- _Dataset content_:
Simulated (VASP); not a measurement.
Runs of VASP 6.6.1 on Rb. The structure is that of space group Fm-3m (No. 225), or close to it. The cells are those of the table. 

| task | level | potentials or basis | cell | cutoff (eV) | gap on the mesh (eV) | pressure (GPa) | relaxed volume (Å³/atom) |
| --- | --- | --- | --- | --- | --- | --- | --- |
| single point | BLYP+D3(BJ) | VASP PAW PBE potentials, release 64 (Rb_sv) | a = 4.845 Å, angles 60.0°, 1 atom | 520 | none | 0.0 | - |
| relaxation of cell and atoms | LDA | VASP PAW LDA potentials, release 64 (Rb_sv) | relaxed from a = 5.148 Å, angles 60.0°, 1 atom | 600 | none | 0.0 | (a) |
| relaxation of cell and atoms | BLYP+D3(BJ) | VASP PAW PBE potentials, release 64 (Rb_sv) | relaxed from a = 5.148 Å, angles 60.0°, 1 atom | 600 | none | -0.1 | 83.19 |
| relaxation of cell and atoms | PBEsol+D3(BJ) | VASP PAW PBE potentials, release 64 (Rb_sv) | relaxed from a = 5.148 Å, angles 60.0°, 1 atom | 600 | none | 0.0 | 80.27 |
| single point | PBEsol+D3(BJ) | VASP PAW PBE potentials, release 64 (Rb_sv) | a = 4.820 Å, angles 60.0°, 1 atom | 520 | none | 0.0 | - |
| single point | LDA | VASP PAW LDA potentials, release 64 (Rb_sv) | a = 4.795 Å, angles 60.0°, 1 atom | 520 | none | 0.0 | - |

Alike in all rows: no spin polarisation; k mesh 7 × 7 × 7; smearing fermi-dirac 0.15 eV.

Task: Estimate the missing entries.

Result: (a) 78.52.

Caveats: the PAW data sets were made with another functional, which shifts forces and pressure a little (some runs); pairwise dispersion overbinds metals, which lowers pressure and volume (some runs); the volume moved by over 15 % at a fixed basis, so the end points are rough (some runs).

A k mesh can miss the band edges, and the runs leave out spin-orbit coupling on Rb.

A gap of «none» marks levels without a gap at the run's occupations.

- _Work order_:
Give back, unchanged, the run of lines in the listing above that begins at the line containing "Result: (a) 78.52." and ends at the line containing "A k mesh can", both included.

- _Answer section_:
Result: (a) 78.52.

Caveats: the PAW data sets were made with another functional, which shifts forces and pressure a little (some runs); pairwise dispersion overbinds metals, which lowers pressure and volume (some runs); the volume moved by over 15 % at a fixed basis, so the end points are rough (some runs).

A k mesh can miss the band edges, and the runs leave out spin-orbit coupling on Rb.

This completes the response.